Records supplied Block Start
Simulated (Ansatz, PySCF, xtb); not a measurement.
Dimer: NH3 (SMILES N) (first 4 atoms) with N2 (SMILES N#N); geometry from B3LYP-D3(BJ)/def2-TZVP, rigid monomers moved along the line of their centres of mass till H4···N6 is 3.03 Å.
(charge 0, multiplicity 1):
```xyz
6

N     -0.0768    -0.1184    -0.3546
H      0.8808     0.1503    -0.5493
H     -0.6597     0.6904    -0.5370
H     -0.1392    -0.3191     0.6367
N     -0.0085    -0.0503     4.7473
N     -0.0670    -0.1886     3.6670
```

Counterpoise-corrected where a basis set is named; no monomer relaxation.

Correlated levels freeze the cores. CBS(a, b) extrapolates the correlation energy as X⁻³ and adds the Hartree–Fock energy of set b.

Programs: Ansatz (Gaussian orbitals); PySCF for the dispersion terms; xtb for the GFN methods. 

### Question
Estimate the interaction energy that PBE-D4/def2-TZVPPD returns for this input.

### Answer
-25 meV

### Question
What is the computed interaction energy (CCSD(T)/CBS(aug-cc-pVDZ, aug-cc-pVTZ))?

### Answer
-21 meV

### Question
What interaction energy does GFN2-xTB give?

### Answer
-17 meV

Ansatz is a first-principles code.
Records supplied Block End

Requirement:
Reproduce only this range: the first line of the data above through the line with "Counterpoise-corrected where a", both included, exactly as written.

Written answer:
Simulated (Ansatz, PySCF, xtb); not a measurement.
Dimer: NH3 (SMILES N) (first 4 atoms) with N2 (SMILES N#N); geometry from B3LYP-D3(BJ)/def2-TZVP, rigid monomers moved along the line of their centres of mass till H4···N6 is 3.03 Å.
(charge 0, multiplicity 1):
```xyz
6

N     -0.0768    -0.1184    -0.3546
H      0.8808     0.1503    -0.5493
H     -0.6597     0.6904    -0.5370
H     -0.1392    -0.3191     0.6367
N     -0.0085    -0.0503     4.7473
N     -0.0670    -0.1886     3.6670
```

Counterpoise-corrected where a basis set is named; no monomer relaxation.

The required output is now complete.